▶ _Task item_
Reproduce each entry below verbatim.

▶ _Given data_
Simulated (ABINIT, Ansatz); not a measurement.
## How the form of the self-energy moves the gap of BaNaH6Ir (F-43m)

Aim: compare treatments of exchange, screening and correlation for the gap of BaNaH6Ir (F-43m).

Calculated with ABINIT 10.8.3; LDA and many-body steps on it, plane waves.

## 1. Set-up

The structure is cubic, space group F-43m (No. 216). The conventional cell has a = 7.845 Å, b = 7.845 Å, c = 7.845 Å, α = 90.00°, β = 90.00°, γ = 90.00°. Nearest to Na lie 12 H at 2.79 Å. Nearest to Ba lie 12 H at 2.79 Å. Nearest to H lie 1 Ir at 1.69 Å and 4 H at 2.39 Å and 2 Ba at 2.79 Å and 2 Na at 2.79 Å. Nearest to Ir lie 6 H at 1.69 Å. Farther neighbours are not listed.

▶ _Task solution_
Simulated (ABINIT, Ansatz); not a measurement.
## How the form of the self-energy moves the gap of BaNaH6Ir (F-43m)

Aim: compare treatments of exchange, screening and correlation for the gap of BaNaH6Ir (F-43m).

Calculated with ABINIT 10.8.3; LDA and many-body steps on it, plane waves.

## 1. Set-up

The structure is cubic, space group F-43m (No. 216). The conventional cell has a = 7.845 Å, b = 7.845 Å, c = 7.845 Å, α = 90.00°, β = 90.00°, γ = 90.00°. Nearest to Na lie 12 H at 2.79 Å. Nearest to Ba lie 12 H at 2.79 Å. Nearest to H lie 1 Ir at 1.69 Å and 4 H at 2.39 Å and 2 Ba at 2.79 Å and 2 Na at 2.79 Å. Nearest to Ir lie 6 H at 1.69 Å. Farther neighbours are not listed.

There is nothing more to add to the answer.